=== STORED DATA ===
________________
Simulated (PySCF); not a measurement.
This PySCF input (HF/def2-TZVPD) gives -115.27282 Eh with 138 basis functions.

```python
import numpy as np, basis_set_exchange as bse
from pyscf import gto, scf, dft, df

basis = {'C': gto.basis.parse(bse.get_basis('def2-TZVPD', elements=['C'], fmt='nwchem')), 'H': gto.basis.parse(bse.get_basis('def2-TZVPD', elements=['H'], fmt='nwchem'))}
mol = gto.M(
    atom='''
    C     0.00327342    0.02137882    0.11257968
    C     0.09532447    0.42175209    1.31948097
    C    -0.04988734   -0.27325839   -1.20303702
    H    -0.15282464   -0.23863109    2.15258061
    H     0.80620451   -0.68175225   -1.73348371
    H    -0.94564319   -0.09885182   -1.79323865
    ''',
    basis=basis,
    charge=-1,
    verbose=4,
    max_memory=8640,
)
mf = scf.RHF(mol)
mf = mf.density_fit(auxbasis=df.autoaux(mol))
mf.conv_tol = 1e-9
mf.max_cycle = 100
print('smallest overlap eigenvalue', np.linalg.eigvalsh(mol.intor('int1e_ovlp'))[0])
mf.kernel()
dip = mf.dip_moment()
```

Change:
________________

=== ASSIGNMENT ===
What you give back must match the material word for word.

=== RESPONSE ===
Simulated (PySCF); not a measurement.
This PySCF input (HF/def2-TZVPD) gives -115.27282 Eh with 138 basis functions.

```python
import numpy as np, basis_set_exchange as bse
from pyscf import gto, scf, dft, df

basis = {'C': gto.basis.parse(bse.get_basis('def2-TZVPD', elements=['C'], fmt='nwchem')), 'H': gto.basis.parse(bse.get_basis('def2-TZVPD', elements=['H'], fmt='nwchem'))}
mol = gto.M(
    atom='''
    C     0.00327342    0.02137882    0.11257968
    C     0.09532447    0.42175209    1.31948097
    C    -0.04988734   -0.27325839   -1.20303702
    H    -0.15282464   -0.23863109    2.15258061
    H     0.80620451   -0.68175225   -1.73348371
    H    -0.94564319   -0.09885182   -1.79323865
    ''',
    basis=basis,
    charge=-1,
    verbose=4,
    max_memory=8640,
)
mf = scf.RHF(mol)
mf = mf.density_fit(auxbasis=df.autoaux(mol))
mf.conv_tol = 1e-9
mf.max_cycle = 100
print('smallest overlap eigenvalue', np.linalg.eigvalsh(mol.intor('int1e_ovlp'))[0])
mf.kernel()
dip = mf.dip_moment()
```

Change:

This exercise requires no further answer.